> _Activity_: Exact duplicates of all entries are needed.

Record set START

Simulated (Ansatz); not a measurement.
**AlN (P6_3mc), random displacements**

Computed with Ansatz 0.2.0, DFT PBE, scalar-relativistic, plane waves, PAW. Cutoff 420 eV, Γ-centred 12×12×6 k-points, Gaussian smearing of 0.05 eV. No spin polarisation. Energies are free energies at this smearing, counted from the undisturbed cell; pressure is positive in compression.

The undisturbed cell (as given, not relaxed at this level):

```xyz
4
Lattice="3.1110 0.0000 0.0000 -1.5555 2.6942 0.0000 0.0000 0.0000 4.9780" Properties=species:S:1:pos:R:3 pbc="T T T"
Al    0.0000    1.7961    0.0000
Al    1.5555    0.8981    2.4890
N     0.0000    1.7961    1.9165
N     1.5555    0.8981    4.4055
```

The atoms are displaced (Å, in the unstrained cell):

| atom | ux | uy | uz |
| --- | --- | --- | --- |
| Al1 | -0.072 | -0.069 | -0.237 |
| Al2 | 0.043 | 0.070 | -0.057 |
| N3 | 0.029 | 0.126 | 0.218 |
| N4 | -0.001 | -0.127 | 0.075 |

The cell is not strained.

Record set END

> _Written solution_:
Simulated (Ansatz); not a measurement.
**AlN (P6_3mc), random displacements**

Computed with Ansatz 0.2.0, DFT PBE, scalar-relativistic, plane waves, PAW. Cutoff 420 eV, Γ-centred 12×12×6 k-points, Gaussian smearing of 0.05 eV. No spin polarisation. Energies are free energies at this smearing, counted from the undisturbed cell; pressure is positive in compression.

The undisturbed cell (as given, not relaxed at this level):

```xyz
4
Lattice="3.1110 0.0000 0.0000 -1.5555 2.6942 0.0000 0.0000 0.0000 4.9780" Properties=species:S:1:pos:R:3 pbc="T T T"
Al    0.0000    1.7961    0.0000
Al    1.5555    0.8981    2.4890
N     0.0000    1.7961    1.9165
N     1.5555    0.8981    4.4055
```

The atoms are displaced (Å, in the unstrained cell):

| atom | ux | uy | uz |
| --- | --- | --- | --- |
| Al1 | -0.072 | -0.069 | -0.237 |
| Al2 | 0.043 | 0.070 | -0.057 |
| N3 | 0.029 | 0.126 | 0.218 |
| N4 | -0.001 | -0.127 | 0.075 |

The cell is not strained.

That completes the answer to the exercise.